DATASET RECORDS →

——————————

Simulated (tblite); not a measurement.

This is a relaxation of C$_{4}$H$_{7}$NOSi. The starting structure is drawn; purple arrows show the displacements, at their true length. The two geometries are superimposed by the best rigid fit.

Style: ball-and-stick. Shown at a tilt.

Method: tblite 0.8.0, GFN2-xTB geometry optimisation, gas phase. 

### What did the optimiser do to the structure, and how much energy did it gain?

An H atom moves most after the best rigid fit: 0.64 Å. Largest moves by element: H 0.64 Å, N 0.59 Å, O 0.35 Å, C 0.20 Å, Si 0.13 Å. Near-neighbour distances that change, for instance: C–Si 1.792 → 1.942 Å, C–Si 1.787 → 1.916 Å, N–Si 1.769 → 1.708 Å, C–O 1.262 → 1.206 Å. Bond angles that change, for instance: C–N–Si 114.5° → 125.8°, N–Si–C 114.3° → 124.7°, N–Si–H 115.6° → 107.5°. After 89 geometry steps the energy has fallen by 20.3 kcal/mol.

——————————

WORK ORDER → Word for word, repeat the data from its first line through the line with "### What did", including both of those lines and no others.

SOLUTION →
Simulated (tblite); not a measurement.

This is a relaxation of C$_{4}$H$_{7}$NOSi. The starting structure is drawn; purple arrows show the displacements, at their true length. The two geometries are superimposed by the best rigid fit.

Style: ball-and-stick. Shown at a tilt.

Method: tblite 0.8.0, GFN2-xTB geometry optimisation, gas phase. 

### What did the optimiser do to the structure, and how much energy did it gain?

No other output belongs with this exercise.